> _Stored data_:
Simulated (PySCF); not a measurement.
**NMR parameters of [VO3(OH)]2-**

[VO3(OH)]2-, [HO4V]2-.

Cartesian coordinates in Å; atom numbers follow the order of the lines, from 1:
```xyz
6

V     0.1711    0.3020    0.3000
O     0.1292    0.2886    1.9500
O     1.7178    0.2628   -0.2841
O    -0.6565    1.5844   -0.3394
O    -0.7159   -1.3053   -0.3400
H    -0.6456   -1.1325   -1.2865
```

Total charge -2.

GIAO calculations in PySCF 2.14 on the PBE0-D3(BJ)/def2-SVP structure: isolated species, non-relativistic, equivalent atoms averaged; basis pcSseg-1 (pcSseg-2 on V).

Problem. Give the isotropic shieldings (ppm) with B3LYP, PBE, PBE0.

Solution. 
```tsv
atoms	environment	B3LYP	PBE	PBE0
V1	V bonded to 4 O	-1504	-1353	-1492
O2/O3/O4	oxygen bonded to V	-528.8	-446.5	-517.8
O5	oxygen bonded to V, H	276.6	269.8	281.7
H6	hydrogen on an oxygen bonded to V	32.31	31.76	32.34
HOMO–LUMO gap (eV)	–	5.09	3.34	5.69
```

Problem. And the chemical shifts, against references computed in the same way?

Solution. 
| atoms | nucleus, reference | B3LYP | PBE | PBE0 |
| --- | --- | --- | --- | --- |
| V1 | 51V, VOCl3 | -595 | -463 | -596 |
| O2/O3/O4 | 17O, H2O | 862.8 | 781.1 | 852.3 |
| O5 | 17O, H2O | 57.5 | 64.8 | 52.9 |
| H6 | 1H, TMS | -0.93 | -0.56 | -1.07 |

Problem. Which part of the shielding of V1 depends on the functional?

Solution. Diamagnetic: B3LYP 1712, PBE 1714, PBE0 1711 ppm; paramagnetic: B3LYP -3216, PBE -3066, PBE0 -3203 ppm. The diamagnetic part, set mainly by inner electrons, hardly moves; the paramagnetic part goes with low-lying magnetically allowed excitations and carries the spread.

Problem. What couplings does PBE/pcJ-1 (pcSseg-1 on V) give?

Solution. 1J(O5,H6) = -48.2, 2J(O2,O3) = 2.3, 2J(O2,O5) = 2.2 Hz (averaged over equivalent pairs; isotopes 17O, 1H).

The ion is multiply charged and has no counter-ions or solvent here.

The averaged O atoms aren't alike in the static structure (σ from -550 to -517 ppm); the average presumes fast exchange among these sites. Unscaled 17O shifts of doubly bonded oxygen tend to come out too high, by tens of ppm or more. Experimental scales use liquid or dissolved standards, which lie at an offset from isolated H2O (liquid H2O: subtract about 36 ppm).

> _Action item_:
In the data above, which lines lie between the line with "64.8 | 52.9 |" and the line with "Problem. Which part", inclusive? Print those lines exactly and nothing else.

> _Answer section_:
| O5 | 17O, H2O | 57.5 | 64.8 | 52.9 |
| H6 | 1H, TMS | -0.93 | -0.56 | -1.07 |

Problem. Which part of the shielding of V1 depends on the functional?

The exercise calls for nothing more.